TASK ITEM ->
Each record below must be returned exactly as shown.

PROVIDED RECORDS ->
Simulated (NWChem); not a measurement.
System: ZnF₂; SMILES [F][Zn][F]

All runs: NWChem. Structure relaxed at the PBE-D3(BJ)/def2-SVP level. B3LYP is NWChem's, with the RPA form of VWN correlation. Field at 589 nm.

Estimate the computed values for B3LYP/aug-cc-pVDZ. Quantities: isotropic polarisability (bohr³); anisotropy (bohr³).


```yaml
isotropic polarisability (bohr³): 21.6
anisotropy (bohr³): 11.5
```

RESPONSE ->
Simulated (NWChem); not a measurement.
System: ZnF₂; SMILES [F][Zn][F]

All runs: NWChem. Structure relaxed at the PBE-D3(BJ)/def2-SVP level. B3LYP is NWChem's, with the RPA form of VWN correlation. Field at 589 nm.

Estimate the computed values for B3LYP/aug-cc-pVDZ. Quantities: isotropic polarisability (bohr³); anisotropy (bohr³).


```yaml
isotropic polarisability (bohr³): 21.6
anisotropy (bohr³): 11.5
```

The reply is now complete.